* Assigned task
Starting at the first line of the data below, repeat each line word for word up to and including the line with "The structure is".

* Information provided
-.-.-

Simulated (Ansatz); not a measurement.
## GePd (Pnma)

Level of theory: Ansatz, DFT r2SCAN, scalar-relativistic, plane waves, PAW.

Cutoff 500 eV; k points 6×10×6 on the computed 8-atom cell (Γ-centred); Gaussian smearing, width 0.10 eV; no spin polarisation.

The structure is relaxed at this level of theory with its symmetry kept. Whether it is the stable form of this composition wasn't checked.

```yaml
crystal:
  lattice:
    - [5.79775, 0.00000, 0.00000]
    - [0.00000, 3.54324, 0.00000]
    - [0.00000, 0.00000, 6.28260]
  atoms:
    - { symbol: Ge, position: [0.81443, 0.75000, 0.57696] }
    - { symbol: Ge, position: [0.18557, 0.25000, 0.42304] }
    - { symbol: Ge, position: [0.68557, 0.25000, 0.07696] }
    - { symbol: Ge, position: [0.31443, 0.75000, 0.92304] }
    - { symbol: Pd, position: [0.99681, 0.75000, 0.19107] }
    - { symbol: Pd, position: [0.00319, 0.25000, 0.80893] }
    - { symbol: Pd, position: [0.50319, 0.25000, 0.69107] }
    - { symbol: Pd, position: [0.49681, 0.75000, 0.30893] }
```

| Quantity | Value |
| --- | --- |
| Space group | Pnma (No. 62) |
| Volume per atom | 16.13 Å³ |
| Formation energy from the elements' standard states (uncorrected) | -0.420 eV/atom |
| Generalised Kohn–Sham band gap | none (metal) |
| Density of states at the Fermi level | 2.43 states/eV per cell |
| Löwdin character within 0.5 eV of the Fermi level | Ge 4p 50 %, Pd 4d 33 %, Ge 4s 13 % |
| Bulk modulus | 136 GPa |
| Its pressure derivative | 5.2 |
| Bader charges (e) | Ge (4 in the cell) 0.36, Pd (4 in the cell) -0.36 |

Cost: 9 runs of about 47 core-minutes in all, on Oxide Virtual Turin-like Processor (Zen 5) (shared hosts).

-.-.-

* Exercise solution
Simulated (Ansatz); not a measurement.
## GePd (Pnma)

Level of theory: Ansatz, DFT r2SCAN, scalar-relativistic, plane waves, PAW.

Cutoff 500 eV; k points 6×10×6 on the computed 8-atom cell (Γ-centred); Gaussian smearing, width 0.10 eV; no spin polarisation.

The structure is relaxed at this level of theory with its symmetry kept. Whether it is the stable form of this composition wasn't checked.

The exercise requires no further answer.